--- START ---

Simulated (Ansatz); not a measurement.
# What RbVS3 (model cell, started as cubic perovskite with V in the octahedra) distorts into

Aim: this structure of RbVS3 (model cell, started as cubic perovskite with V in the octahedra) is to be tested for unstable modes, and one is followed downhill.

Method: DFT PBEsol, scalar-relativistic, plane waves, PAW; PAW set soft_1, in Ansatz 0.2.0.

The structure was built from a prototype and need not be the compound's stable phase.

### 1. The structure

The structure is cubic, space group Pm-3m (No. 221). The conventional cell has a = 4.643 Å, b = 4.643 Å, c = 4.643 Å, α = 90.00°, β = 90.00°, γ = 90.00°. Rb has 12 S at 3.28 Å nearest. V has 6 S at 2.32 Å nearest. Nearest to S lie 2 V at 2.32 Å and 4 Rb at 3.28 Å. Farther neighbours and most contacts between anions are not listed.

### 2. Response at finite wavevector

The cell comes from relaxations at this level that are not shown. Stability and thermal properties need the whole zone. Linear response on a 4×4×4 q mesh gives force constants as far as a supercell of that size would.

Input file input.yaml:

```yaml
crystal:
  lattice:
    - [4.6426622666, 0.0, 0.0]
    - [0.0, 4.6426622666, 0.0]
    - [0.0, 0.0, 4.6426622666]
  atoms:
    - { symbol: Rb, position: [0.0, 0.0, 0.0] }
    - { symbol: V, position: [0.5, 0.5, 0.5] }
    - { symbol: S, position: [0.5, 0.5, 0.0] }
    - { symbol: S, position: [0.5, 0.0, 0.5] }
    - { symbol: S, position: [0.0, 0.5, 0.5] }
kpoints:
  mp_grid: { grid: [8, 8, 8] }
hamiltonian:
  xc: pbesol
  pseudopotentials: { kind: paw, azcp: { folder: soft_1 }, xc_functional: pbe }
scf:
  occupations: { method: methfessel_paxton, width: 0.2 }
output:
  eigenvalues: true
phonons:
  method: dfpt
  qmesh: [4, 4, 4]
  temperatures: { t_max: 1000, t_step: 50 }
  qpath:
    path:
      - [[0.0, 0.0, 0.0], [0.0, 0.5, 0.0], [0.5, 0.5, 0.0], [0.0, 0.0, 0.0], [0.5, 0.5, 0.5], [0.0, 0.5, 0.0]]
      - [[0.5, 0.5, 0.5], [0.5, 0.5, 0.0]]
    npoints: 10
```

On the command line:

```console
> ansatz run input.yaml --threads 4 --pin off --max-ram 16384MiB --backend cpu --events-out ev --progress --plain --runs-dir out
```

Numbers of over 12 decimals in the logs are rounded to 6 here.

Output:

--- END ---

## Work order
The lines to retype, exactly and only, run from the first line of the material through the line with "### 1. The structure".

## Exercise solution
Simulated (Ansatz); not a measurement.
# What RbVS3 (model cell, started as cubic perovskite with V in the octahedra) distorts into

Aim: this structure of RbVS3 (model cell, started as cubic perovskite with V in the octahedra) is to be tested for unstable modes, and one is followed downhill.

Method: DFT PBEsol, scalar-relativistic, plane waves, PAW; PAW set soft_1, in Ansatz 0.2.0.

The structure was built from a prototype and need not be the compound's stable phase.

### 1. The structure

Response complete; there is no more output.